REQUIREMENT - The full set of records is to be reproduced verbatim.

SOURCE DATA -
**********

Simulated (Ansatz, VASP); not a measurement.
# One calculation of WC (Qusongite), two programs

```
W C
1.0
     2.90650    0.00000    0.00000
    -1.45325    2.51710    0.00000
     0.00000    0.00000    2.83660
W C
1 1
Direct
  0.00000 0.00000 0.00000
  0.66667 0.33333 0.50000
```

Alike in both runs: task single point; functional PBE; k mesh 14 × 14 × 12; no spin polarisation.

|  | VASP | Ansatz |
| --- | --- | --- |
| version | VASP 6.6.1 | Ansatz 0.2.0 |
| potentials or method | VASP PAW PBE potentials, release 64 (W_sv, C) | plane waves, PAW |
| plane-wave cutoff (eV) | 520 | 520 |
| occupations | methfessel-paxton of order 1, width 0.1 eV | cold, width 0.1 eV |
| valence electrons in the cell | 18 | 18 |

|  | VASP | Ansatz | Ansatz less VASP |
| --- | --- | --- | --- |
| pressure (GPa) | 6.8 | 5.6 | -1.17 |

**********

TASK RESPONSE -
Simulated (Ansatz, VASP); not a measurement.
# One calculation of WC (Qusongite), two programs

```
W C
1.0
     2.90650    0.00000    0.00000
    -1.45325    2.51710    0.00000
     0.00000    0.00000    2.83660
W C
1 1
Direct
  0.00000 0.00000 0.00000
  0.66667 0.33333 0.50000
```

Alike in both runs: task single point; functional PBE; k mesh 14 × 14 × 12; no spin polarisation.

|  | VASP | Ansatz |
| --- | --- | --- |
| version | VASP 6.6.1 | Ansatz 0.2.0 |
| potentials or method | VASP PAW PBE potentials, release 64 (W_sv, C) | plane waves, PAW |
| plane-wave cutoff (eV) | 520 | 520 |
| occupations | methfessel-paxton of order 1, width 0.1 eV | cold, width 0.1 eV |
| valence electrons in the cell | 18 | 18 |

|  | VASP | Ansatz | Ansatz less VASP |
| --- | --- | --- | --- |
| pressure (GPa) | 6.8 | 5.6 | -1.17 |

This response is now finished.